• _EXERCISE_: Your answer should be an exact copy of the lines from the start of the entries to the line containing "(1) 11.63 Å³/atom.", both included.

————
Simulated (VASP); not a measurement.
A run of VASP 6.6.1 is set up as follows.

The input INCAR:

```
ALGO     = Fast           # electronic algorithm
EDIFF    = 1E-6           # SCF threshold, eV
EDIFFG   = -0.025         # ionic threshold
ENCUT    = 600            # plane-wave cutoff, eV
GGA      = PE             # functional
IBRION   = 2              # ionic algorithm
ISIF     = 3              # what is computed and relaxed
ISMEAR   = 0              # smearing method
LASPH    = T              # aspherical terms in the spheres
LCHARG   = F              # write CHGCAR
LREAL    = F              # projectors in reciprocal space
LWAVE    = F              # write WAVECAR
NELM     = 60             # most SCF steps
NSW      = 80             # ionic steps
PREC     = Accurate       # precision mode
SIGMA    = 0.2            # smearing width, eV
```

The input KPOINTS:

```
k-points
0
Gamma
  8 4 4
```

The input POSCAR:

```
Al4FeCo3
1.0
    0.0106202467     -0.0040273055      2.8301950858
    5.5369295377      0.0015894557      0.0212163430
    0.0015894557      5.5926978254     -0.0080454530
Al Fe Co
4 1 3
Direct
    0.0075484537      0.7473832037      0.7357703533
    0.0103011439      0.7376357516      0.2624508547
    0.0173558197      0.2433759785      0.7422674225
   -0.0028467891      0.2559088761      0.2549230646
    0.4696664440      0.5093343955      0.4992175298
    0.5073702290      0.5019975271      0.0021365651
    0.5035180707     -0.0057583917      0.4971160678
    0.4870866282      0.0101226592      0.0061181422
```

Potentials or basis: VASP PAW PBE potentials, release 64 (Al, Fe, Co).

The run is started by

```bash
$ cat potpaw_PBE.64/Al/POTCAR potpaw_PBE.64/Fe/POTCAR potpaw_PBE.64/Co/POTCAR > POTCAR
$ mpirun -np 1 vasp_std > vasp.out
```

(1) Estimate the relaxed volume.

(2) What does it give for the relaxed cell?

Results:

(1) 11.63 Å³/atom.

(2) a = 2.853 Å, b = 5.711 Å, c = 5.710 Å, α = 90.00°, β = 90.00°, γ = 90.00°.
————

• _REPLY_:
Simulated (VASP); not a measurement.
A run of VASP 6.6.1 is set up as follows.

The input INCAR:

```
ALGO     = Fast           # electronic algorithm
EDIFF    = 1E-6           # SCF threshold, eV
EDIFFG   = -0.025         # ionic threshold
ENCUT    = 600            # plane-wave cutoff, eV
GGA      = PE             # functional
IBRION   = 2              # ionic algorithm
ISIF     = 3              # what is computed and relaxed
ISMEAR   = 0              # smearing method
LASPH    = T              # aspherical terms in the spheres
LCHARG   = F              # write CHGCAR
LREAL    = F              # projectors in reciprocal space
LWAVE    = F              # write WAVECAR
NELM     = 60             # most SCF steps
NSW      = 80             # ionic steps
PREC     = Accurate       # precision mode
SIGMA    = 0.2            # smearing width, eV
```

The input KPOINTS:

```
k-points
0
Gamma
  8 4 4
```

The input POSCAR:

```
Al4FeCo3
1.0
    0.0106202467     -0.0040273055      2.8301950858
    5.5369295377      0.0015894557      0.0212163430
    0.0015894557      5.5926978254     -0.0080454530
Al Fe Co
4 1 3
Direct
    0.0075484537      0.7473832037      0.7357703533
    0.0103011439      0.7376357516      0.2624508547
    0.0173558197      0.2433759785      0.7422674225
   -0.0028467891      0.2559088761      0.2549230646
    0.4696664440      0.5093343955      0.4992175298
    0.5073702290      0.5019975271      0.0021365651
    0.5035180707     -0.0057583917      0.4971160678
    0.4870866282      0.0101226592      0.0061181422
```

Potentials or basis: VASP PAW PBE potentials, release 64 (Al, Fe, Co).

The run is started by

```bash
$ cat potpaw_PBE.64/Al/POTCAR potpaw_PBE.64/Fe/POTCAR potpaw_PBE.64/Co/POTCAR > POTCAR
$ mpirun -np 1 vasp_std > vasp.out
```

(1) Estimate the relaxed volume.

(2) What does it give for the relaxed cell?

Results:

(1) 11.63 Å³/atom.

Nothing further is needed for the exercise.